## ACTION ITEM
Give back exactly the lines of the material below, starting with the line with "3.34 | 5.01 |" and going on through the line with "Wall time 4.1".

== Segment start ==
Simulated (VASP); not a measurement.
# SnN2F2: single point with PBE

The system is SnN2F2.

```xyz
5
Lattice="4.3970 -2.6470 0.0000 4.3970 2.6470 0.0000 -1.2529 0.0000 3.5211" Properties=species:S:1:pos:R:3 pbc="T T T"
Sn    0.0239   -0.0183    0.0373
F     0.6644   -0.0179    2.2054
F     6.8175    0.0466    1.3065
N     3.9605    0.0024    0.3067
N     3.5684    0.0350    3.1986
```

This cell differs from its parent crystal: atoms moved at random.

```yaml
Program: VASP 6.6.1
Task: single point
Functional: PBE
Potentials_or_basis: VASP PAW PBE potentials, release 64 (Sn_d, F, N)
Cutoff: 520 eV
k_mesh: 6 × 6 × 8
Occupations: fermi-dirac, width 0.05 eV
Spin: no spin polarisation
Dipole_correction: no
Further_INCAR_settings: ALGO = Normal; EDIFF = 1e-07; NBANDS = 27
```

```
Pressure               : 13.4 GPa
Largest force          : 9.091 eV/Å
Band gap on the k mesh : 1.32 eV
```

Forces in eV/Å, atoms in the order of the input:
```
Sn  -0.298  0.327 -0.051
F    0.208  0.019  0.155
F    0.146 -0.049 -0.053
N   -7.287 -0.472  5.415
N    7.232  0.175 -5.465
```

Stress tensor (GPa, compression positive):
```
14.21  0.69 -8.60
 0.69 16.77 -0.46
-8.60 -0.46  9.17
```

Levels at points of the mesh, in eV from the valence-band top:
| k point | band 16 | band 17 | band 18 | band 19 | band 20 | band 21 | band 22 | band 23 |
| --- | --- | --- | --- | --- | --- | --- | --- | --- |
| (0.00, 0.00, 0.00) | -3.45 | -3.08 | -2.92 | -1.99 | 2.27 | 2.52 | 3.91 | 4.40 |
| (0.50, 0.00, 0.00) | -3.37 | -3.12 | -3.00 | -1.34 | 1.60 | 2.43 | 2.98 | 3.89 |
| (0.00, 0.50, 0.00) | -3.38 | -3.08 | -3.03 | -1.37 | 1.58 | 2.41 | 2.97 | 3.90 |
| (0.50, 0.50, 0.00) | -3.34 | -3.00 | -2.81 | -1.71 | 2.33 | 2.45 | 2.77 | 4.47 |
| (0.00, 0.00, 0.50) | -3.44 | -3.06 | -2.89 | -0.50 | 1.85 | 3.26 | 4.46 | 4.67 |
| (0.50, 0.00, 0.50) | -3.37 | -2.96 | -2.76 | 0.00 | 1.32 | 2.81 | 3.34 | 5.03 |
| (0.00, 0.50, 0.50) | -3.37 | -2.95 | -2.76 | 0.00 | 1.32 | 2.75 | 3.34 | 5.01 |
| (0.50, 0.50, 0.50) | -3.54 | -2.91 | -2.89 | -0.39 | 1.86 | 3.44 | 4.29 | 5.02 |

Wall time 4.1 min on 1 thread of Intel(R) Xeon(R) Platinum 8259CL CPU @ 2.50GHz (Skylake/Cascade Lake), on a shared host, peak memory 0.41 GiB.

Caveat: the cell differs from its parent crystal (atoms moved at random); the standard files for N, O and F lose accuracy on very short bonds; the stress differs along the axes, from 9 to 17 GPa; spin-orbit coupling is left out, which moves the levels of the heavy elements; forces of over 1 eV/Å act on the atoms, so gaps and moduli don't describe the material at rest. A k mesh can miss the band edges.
== Segment end ==

## EXERCISE RESPONSE
| (0.00, 0.50, 0.50) | -3.37 | -2.95 | -2.76 | 0.00 | 1.32 | 2.75 | 3.34 | 5.01 |
| (0.50, 0.50, 0.50) | -3.54 | -2.91 | -2.89 | -0.39 | 1.86 | 3.44 | 4.29 | 5.02 |

Wall time 4.1 min on 1 thread of Intel(R) Xeon(R) Platinum 8259CL CPU @ 2.50GHz (Skylake/Cascade Lake), on a shared host, peak memory 0.41 GiB.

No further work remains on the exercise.